*EXERCISE:*
Among the records that follow, find the line with "## WS2: VASP beside Ansatz" and the line with "Atom by atom". Set down those lines and all lines between them exactly, without adding anything.

GIVEN DATA Block Start

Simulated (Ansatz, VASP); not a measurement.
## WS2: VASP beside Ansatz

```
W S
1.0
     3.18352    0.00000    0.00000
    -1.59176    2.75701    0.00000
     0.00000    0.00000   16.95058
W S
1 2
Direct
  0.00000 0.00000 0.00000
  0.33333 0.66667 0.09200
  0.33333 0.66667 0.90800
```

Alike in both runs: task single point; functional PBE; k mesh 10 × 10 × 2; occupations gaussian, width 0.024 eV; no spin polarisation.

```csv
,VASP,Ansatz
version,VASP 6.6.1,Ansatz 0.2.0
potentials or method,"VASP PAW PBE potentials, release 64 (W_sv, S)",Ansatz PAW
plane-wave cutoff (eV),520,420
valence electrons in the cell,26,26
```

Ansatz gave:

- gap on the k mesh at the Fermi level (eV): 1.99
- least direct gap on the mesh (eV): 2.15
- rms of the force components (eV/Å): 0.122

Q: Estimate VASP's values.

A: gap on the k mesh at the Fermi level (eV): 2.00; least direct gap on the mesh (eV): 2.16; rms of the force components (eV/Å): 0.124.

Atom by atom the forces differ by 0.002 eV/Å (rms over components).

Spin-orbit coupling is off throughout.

GIVEN DATA Block End

*WRITTEN ANSWER:*
## WS2: VASP beside Ansatz

```
W S
1.0
     3.18352    0.00000    0.00000
    -1.59176    2.75701    0.00000
     0.00000    0.00000   16.95058
W S
1 2
Direct
  0.00000 0.00000 0.00000
  0.33333 0.66667 0.09200
  0.33333 0.66667 0.90800
```

Alike in both runs: task single point; functional PBE; k mesh 10 × 10 × 2; occupations gaussian, width 0.024 eV; no spin polarisation.

```csv
,VASP,Ansatz
version,VASP 6.6.1,Ansatz 0.2.0
potentials or method,"VASP PAW PBE potentials, release 64 (W_sv, S)",Ansatz PAW
plane-wave cutoff (eV),520,420
valence electrons in the cell,26,26
```

Ansatz gave:

- gap on the k mesh at the Fermi level (eV): 1.99
- least direct gap on the mesh (eV): 2.15
- rms of the force components (eV/Å): 0.122

Q: Estimate VASP's values.

A: gap on the k mesh at the Fermi level (eV): 2.00; least direct gap on the mesh (eV): 2.16; rms of the force components (eV/Å): 0.124.

Atom by atom the forces differ by 0.002 eV/Å (rms over components).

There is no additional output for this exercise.